Stored data:
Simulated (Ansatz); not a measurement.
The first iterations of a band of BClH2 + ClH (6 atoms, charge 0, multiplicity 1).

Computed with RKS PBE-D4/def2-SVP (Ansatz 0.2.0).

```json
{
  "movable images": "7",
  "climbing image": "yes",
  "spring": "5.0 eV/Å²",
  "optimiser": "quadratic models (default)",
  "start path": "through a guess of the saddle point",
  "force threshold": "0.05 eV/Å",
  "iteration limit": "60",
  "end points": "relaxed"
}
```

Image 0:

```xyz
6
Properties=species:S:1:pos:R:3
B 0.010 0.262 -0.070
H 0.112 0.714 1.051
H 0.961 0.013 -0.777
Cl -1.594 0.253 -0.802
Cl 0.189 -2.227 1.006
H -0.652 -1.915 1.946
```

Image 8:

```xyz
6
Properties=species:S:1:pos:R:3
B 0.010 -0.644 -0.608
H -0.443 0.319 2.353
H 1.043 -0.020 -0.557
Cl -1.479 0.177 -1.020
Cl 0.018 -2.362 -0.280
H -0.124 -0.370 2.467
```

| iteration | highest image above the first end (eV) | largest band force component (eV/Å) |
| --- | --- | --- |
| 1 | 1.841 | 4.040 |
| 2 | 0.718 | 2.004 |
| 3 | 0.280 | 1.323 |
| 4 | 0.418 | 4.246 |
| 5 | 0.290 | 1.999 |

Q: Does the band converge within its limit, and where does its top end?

Work item: Only the lines above from the line containing "0.280 | 1.323 |" through the line containing "0.290 | 1.999 |" should be retyped, exactly and with both ends included.

Task output:
| 3 | 0.280 | 1.323 |
| 4 | 0.418 | 4.246 |
| 5 | 0.290 | 1.999 |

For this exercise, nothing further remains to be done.